> _Work order_
Write the listing out again, all of it, word for word.

> _Record excerpts_
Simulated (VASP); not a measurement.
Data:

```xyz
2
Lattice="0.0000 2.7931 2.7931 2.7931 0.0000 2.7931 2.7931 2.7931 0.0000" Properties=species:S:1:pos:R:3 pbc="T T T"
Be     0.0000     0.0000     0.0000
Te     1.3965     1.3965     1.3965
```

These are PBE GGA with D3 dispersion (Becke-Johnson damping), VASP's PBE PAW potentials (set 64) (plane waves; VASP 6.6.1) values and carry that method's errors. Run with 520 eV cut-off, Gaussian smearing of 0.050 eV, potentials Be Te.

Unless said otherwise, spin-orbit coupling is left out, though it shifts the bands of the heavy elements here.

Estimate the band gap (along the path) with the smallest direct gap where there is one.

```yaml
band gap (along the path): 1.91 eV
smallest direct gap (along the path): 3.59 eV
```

> _Your response_
Simulated (VASP); not a measurement.
Data:

```xyz
2
Lattice="0.0000 2.7931 2.7931 2.7931 0.0000 2.7931 2.7931 2.7931 0.0000" Properties=species:S:1:pos:R:3 pbc="T T T"
Be     0.0000     0.0000     0.0000
Te     1.3965     1.3965     1.3965
```

These are PBE GGA with D3 dispersion (Becke-Johnson damping), VASP's PBE PAW potentials (set 64) (plane waves; VASP 6.6.1) values and carry that method's errors. Run with 520 eV cut-off, Gaussian smearing of 0.050 eV, potentials Be Te.

Unless said otherwise, spin-orbit coupling is left out, though it shifts the bands of the heavy elements here.

Estimate the band gap (along the path) with the smallest direct gap where there is one.

```yaml
band gap (along the path): 1.91 eV
smallest direct gap (along the path): 3.59 eV
```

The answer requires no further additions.